Work item:
Beginning with the opening line, restate the following material exactly, up through the line that contains "A: The calculation".

Information:
-----

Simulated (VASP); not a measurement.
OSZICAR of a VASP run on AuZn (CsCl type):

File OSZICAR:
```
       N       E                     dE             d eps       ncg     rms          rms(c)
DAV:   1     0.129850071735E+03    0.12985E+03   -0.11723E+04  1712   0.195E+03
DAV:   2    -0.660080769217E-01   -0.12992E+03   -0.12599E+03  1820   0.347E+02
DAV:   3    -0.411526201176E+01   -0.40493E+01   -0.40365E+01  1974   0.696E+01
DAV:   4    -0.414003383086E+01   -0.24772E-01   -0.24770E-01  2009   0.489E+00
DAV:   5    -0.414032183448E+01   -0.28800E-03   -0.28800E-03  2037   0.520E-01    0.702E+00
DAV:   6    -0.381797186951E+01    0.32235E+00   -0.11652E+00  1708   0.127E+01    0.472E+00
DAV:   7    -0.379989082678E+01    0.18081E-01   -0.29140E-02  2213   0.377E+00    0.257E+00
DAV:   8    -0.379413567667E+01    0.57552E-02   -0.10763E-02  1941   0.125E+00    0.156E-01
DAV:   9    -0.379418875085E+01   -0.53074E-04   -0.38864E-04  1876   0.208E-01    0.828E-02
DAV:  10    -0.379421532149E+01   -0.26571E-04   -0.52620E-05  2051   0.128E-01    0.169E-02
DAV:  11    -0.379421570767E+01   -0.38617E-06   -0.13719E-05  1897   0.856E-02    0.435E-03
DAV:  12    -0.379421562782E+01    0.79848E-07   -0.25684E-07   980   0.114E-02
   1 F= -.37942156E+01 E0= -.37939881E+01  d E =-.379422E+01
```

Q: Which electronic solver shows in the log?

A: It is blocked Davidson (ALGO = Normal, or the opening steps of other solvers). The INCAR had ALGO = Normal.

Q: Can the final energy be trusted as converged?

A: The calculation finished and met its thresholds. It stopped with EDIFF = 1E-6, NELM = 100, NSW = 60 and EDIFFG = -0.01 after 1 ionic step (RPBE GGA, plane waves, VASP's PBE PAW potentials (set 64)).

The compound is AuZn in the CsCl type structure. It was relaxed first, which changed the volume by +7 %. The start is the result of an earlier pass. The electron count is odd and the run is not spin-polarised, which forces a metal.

-----

Exercise solution:
Simulated (VASP); not a measurement.
OSZICAR of a VASP run on AuZn (CsCl type):

File OSZICAR:
```
       N       E                     dE             d eps       ncg     rms          rms(c)
DAV:   1     0.129850071735E+03    0.12985E+03   -0.11723E+04  1712   0.195E+03
DAV:   2    -0.660080769217E-01   -0.12992E+03   -0.12599E+03  1820   0.347E+02
DAV:   3    -0.411526201176E+01   -0.40493E+01   -0.40365E+01  1974   0.696E+01
DAV:   4    -0.414003383086E+01   -0.24772E-01   -0.24770E-01  2009   0.489E+00
DAV:   5    -0.414032183448E+01   -0.28800E-03   -0.28800E-03  2037   0.520E-01    0.702E+00
DAV:   6    -0.381797186951E+01    0.32235E+00   -0.11652E+00  1708   0.127E+01    0.472E+00
DAV:   7    -0.379989082678E+01    0.18081E-01   -0.29140E-02  2213   0.377E+00    0.257E+00
DAV:   8    -0.379413567667E+01    0.57552E-02   -0.10763E-02  1941   0.125E+00    0.156E-01
DAV:   9    -0.379418875085E+01   -0.53074E-04   -0.38864E-04  1876   0.208E-01    0.828E-02
DAV:  10    -0.379421532149E+01   -0.26571E-04   -0.52620E-05  2051   0.128E-01    0.169E-02
DAV:  11    -0.379421570767E+01   -0.38617E-06   -0.13719E-05  1897   0.856E-02    0.435E-03
DAV:  12    -0.379421562782E+01    0.79848E-07   -0.25684E-07   980   0.114E-02
   1 F= -.37942156E+01 E0= -.37939881E+01  d E =-.379422E+01
```

Q: Which electronic solver shows in the log?

A: It is blocked Davidson (ALGO = Normal, or the opening steps of other solvers). The INCAR had ALGO = Normal.

Q: Can the final energy be trusted as converged?

A: The calculation finished and met its thresholds. It stopped with EDIFF = 1E-6, NELM = 100, NSW = 60 and EDIFFG = -0.01 after 1 ionic step (RPBE GGA, plane waves, VASP's PBE PAW potentials (set 64)).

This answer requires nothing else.